*Dataset entries*
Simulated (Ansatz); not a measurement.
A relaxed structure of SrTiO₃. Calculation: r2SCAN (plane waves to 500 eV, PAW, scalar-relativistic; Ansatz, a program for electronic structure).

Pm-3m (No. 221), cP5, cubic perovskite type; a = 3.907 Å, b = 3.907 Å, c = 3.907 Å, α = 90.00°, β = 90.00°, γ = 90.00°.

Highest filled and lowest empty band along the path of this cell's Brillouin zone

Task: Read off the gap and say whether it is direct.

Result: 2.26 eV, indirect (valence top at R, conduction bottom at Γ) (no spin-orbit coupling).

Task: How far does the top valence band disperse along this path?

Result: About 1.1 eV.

*Work instruction*
Reproduce the entries exactly as they appear.

*Task output*
Simulated (Ansatz); not a measurement.
A relaxed structure of SrTiO₃. Calculation: r2SCAN (plane waves to 500 eV, PAW, scalar-relativistic; Ansatz, a program for electronic structure).

Pm-3m (No. 221), cP5, cubic perovskite type; a = 3.907 Å, b = 3.907 Å, c = 3.907 Å, α = 90.00°, β = 90.00°, γ = 90.00°.

Highest filled and lowest empty band along the path of this cell's Brillouin zone

Task: Read off the gap and say whether it is direct.

Result: 2.26 eV, indirect (valence top at R, conduction bottom at Γ) (no spin-orbit coupling).

Task: How far does the top valence band disperse along this path?

Result: About 1.1 eV.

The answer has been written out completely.